» Requirement:
When the line containing "Alike in both" is reached, include it and end there; set down verbatim every line before it, starting at the top of the records.

» Extracted data:
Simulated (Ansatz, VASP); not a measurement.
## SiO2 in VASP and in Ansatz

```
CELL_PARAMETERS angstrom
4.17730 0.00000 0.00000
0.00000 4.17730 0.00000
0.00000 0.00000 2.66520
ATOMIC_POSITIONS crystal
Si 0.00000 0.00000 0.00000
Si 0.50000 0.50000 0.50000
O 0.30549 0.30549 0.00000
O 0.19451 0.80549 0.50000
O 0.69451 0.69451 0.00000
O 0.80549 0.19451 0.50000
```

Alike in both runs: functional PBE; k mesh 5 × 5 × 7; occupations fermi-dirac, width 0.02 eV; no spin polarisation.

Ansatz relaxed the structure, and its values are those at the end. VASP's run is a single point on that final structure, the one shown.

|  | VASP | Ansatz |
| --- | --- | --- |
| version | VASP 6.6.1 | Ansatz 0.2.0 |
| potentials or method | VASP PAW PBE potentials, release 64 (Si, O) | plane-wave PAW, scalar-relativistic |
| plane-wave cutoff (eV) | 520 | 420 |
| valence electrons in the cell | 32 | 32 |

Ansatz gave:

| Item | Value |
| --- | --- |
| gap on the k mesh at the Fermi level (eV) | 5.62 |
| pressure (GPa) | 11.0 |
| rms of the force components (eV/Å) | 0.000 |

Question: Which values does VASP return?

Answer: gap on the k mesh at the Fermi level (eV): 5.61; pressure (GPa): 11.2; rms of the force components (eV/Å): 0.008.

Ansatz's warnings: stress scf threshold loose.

» Response box:
Simulated (Ansatz, VASP); not a measurement.
## SiO2 in VASP and in Ansatz

```
CELL_PARAMETERS angstrom
4.17730 0.00000 0.00000
0.00000 4.17730 0.00000
0.00000 0.00000 2.66520
ATOMIC_POSITIONS crystal
Si 0.00000 0.00000 0.00000
Si 0.50000 0.50000 0.50000
O 0.30549 0.30549 0.00000
O 0.19451 0.80549 0.50000
O 0.69451 0.69451 0.00000
O 0.80549 0.19451 0.50000
```

Alike in both runs: functional PBE; k mesh 5 × 5 × 7; occupations fermi-dirac, width 0.02 eV; no spin polarisation.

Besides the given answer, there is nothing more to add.